= = = = = = =
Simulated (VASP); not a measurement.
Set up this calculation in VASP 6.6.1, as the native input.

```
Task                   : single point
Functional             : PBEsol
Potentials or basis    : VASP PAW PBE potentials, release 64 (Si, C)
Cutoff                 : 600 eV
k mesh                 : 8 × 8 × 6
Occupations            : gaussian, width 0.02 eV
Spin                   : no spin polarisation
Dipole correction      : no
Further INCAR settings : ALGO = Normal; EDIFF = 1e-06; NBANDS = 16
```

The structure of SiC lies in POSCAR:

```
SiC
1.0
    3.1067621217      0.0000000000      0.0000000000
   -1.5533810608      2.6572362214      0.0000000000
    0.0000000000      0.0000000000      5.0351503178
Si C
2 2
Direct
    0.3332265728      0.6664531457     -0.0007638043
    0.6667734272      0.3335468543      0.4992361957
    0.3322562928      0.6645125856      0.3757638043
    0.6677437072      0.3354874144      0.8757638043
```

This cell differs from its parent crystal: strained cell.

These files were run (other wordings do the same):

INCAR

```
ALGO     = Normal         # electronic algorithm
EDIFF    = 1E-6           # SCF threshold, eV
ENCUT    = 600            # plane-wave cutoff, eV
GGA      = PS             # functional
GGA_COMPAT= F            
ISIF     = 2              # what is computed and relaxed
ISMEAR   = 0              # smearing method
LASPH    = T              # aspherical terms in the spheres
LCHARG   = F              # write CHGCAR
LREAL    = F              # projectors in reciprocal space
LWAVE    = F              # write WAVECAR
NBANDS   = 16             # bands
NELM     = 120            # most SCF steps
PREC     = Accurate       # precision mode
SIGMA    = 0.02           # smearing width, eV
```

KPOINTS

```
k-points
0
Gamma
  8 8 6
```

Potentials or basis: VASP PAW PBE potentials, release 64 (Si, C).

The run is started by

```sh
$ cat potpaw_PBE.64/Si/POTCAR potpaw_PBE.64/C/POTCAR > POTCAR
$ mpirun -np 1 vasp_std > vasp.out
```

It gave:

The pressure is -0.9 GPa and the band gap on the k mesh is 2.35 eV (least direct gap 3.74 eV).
= = = = = = =

▶ **BRIEF**
Exactly repeat the lines above, from the opening line through the one with "These files were", and include nothing else.

▶ **SOLUTION**
Simulated (VASP); not a measurement.
Set up this calculation in VASP 6.6.1, as the native input.

```
Task                   : single point
Functional             : PBEsol
Potentials or basis    : VASP PAW PBE potentials, release 64 (Si, C)
Cutoff                 : 600 eV
k mesh                 : 8 × 8 × 6
Occupations            : gaussian, width 0.02 eV
Spin                   : no spin polarisation
Dipole correction      : no
Further INCAR settings : ALGO = Normal; EDIFF = 1e-06; NBANDS = 16
```

The structure of SiC lies in POSCAR:

```
SiC
1.0
    3.1067621217      0.0000000000      0.0000000000
   -1.5533810608      2.6572362214      0.0000000000
    0.0000000000      0.0000000000      5.0351503178
Si C
2 2
Direct
    0.3332265728      0.6664531457     -0.0007638043
    0.6667734272      0.3335468543      0.4992361957
    0.3322562928      0.6645125856      0.3757638043
    0.6677437072      0.3354874144      0.8757638043
```

This cell differs from its parent crystal: strained cell.

These files were run (other wordings do the same):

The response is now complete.